> **Assignment**: Reproduce the lines of the listing exactly, beginning at the top, until the line with "# Run report: Al, geometry" has been reproduced too.

> **Provided data**:
^^^^^^^^

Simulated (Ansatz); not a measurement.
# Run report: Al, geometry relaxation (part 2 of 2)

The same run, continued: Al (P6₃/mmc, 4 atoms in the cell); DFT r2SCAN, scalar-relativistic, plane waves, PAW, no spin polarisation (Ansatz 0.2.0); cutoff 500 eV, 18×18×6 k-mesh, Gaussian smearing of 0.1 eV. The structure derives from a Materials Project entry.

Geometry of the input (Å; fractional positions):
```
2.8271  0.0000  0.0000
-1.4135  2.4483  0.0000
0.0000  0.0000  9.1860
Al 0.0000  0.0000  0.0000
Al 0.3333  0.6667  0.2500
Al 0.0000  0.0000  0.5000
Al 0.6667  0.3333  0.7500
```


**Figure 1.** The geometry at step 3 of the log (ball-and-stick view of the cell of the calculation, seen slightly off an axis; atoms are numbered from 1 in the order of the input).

^^^^^^^^

> **Exercise output**:
Simulated (Ansatz); not a measurement.
# Run report: Al, geometry relaxation (part 2 of 2)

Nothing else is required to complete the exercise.